|---|
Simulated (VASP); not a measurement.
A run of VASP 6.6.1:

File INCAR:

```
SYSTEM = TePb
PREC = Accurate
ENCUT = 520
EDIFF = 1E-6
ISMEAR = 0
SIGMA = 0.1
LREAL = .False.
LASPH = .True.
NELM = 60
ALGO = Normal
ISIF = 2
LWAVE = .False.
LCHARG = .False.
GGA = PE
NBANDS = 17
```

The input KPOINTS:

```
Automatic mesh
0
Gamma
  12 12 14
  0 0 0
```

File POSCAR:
|---|

* **Work order**: Your answer must be an exact transcription of all the data above.

* **Task result**:
Simulated (VASP); not a measurement.
A run of VASP 6.6.1:

File INCAR:

```
SYSTEM = TePb
PREC = Accurate
ENCUT = 520
EDIFF = 1E-6
ISMEAR = 0
SIGMA = 0.1
LREAL = .False.
LASPH = .True.
NELM = 60
ALGO = Normal
ISIF = 2
LWAVE = .False.
LCHARG = .False.
GGA = PE
NBANDS = 17
```

The input KPOINTS:

```
Automatic mesh
0
Gamma
  12 12 14
  0 0 0
```

File POSCAR:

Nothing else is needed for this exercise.